Set the listing down again, exactly as it stands below.

*** Dataset Section Begins ***

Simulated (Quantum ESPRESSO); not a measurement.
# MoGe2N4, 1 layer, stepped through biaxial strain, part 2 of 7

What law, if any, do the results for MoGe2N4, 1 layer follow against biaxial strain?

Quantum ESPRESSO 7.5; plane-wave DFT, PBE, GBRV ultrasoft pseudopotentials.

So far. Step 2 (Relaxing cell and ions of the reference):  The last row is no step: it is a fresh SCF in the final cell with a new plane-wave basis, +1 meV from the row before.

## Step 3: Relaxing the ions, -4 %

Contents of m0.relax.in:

*** Dataset Section Ends ***

▶ Problem solution
Simulated (Quantum ESPRESSO); not a measurement.
# MoGe2N4, 1 layer, stepped through biaxial strain, part 2 of 7

What law, if any, do the results for MoGe2N4, 1 layer follow against biaxial strain?

Quantum ESPRESSO 7.5; plane-wave DFT, PBE, GBRV ultrasoft pseudopotentials.

So far. Step 2 (Relaxing cell and ions of the reference):  The last row is no step: it is a fresh SCF in the final cell with a new plane-wave basis, +1 meV from the row before.

## Step 3: Relaxing the ions, -4 %

Contents of m0.relax.in:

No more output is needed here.